MATERIAL SHOWN:
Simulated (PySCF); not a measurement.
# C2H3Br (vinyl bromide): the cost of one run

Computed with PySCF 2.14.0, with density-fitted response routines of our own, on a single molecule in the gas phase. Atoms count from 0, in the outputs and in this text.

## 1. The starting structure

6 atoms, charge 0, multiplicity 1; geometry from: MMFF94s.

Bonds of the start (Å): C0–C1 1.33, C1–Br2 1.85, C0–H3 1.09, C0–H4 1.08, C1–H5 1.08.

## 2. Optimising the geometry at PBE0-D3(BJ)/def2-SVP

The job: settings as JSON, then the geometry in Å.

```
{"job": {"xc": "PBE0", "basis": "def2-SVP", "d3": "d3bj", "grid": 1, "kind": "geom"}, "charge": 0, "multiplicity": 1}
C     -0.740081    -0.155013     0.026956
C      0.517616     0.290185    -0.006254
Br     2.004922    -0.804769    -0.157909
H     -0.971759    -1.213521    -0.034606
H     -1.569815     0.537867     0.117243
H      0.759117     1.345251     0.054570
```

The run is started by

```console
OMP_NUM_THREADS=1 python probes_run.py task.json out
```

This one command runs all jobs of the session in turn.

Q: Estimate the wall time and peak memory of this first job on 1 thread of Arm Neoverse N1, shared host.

ASSIGNED TASK: Restate the data verbatim through the "This one command" line.

EXERCISE OUTPUT:
Simulated (PySCF); not a measurement.
# C2H3Br (vinyl bromide): the cost of one run

Computed with PySCF 2.14.0, with density-fitted response routines of our own, on a single molecule in the gas phase. Atoms count from 0, in the outputs and in this text.

## 1. The starting structure

6 atoms, charge 0, multiplicity 1; geometry from: MMFF94s.

Bonds of the start (Å): C0–C1 1.33, C1–Br2 1.85, C0–H3 1.09, C0–H4 1.08, C1–H5 1.08.

## 2. Optimising the geometry at PBE0-D3(BJ)/def2-SVP

The job: settings as JSON, then the geometry in Å.

```
{"job": {"xc": "PBE0", "basis": "def2-SVP", "d3": "d3bj", "grid": 1, "kind": "geom"}, "charge": 0, "multiplicity": 1}
C     -0.740081    -0.155013     0.026956
C      0.517616     0.290185    -0.006254
Br     2.004922    -0.804769    -0.157909
H     -0.971759    -1.213521    -0.034606
H     -1.569815     0.537867     0.117243
H      0.759117     1.345251     0.054570
```

The run is started by

```console
OMP_NUM_THREADS=1 python probes_run.py task.json out
```

This one command runs all jobs of the session in turn.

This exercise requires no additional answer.